◆ Given data
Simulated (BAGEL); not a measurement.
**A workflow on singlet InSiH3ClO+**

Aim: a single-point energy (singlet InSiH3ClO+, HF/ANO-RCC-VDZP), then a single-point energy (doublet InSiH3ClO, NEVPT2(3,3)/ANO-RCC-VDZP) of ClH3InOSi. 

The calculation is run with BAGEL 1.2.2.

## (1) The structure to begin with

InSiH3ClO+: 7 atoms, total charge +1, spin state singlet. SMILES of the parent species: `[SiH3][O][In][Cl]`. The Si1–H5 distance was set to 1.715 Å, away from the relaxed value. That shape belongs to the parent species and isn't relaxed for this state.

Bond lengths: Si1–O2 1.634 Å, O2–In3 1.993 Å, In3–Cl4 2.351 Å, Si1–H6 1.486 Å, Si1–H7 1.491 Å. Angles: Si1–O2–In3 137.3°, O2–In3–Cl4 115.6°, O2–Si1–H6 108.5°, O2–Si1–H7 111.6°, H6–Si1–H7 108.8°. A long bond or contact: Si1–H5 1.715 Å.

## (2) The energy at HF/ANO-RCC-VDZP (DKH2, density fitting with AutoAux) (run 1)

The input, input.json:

◆ Work request
Although the records may continue, retype only the lines from the first one through the one containing "## (1) The structure to begin with", exactly as they appear.

◆ Task result
Simulated (BAGEL); not a measurement.
**A workflow on singlet InSiH3ClO+**

Aim: a single-point energy (singlet InSiH3ClO+, HF/ANO-RCC-VDZP), then a single-point energy (doublet InSiH3ClO, NEVPT2(3,3)/ANO-RCC-VDZP) of ClH3InOSi. 

The calculation is run with BAGEL 1.2.2.

## (1) The structure to begin with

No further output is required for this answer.